*Required action*
Take the data below. Output it exactly from its first line through the line containing "It takes space".

Segment Start: Information supplied

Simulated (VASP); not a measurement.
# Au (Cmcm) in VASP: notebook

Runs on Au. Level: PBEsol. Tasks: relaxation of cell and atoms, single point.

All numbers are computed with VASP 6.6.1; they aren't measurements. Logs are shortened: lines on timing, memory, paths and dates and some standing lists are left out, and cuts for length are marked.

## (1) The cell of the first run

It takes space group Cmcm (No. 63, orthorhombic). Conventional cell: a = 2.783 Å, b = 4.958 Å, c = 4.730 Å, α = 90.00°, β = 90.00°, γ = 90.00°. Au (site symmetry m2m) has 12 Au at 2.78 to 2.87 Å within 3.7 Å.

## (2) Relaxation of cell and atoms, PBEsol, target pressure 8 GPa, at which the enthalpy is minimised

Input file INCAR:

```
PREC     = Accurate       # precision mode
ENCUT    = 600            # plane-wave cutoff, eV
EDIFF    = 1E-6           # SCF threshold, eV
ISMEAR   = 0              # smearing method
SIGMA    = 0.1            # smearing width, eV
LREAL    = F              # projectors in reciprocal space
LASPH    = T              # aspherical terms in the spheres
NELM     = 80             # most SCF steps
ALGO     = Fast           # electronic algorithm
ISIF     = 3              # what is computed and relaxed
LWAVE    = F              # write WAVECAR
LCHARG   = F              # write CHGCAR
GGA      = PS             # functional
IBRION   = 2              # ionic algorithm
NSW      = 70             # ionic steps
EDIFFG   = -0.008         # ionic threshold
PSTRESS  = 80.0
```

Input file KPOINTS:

Segment End: Information supplied

*Result*
Simulated (VASP); not a measurement.
# Au (Cmcm) in VASP: notebook

Runs on Au. Level: PBEsol. Tasks: relaxation of cell and atoms, single point.

All numbers are computed with VASP 6.6.1; they aren't measurements. Logs are shortened: lines on timing, memory, paths and dates and some standing lists are left out, and cuts for length are marked.

## (1) The cell of the first run

It takes space group Cmcm (No. 63, orthorhombic). Conventional cell: a = 2.783 Å, b = 4.958 Å, c = 4.730 Å, α = 90.00°, β = 90.00°, γ = 90.00°. Au (site symmetry m2m) has 12 Au at 2.78 to 2.87 Å within 3.7 Å.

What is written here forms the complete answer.